**DATA EXCERPTS:**
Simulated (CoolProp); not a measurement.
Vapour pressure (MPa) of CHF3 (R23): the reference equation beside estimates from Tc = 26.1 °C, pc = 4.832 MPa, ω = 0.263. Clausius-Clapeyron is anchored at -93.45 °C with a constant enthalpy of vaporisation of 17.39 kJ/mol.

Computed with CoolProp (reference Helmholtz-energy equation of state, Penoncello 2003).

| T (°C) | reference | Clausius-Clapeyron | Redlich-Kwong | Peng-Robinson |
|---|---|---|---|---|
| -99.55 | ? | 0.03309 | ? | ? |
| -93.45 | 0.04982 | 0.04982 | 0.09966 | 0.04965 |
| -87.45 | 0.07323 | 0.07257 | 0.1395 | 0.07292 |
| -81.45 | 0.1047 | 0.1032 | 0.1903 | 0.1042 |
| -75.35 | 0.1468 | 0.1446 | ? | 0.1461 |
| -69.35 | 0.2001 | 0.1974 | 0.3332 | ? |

**REQUIRED ACTION:** In full and without changes, repeat the listing.

**WRITTEN RESPONSE:**
Simulated (CoolProp); not a measurement.
Vapour pressure (MPa) of CHF3 (R23): the reference equation beside estimates from Tc = 26.1 °C, pc = 4.832 MPa, ω = 0.263. Clausius-Clapeyron is anchored at -93.45 °C with a constant enthalpy of vaporisation of 17.39 kJ/mol.

Computed with CoolProp (reference Helmholtz-energy equation of state, Penoncello 2003).

| T (°C) | reference | Clausius-Clapeyron | Redlich-Kwong | Peng-Robinson |
|---|---|---|---|---|
| -99.55 | ? | 0.03309 | ? | ? |
| -93.45 | 0.04982 | 0.04982 | 0.09966 | 0.04965 |
| -87.45 | 0.07323 | 0.07257 | 0.1395 | 0.07292 |
| -81.45 | 0.1047 | 0.1032 | 0.1903 | 0.1042 |
| -75.35 | 0.1468 | 0.1446 | ? | 0.1461 |
| -69.35 | 0.2001 | 0.1974 | 0.3332 | ? |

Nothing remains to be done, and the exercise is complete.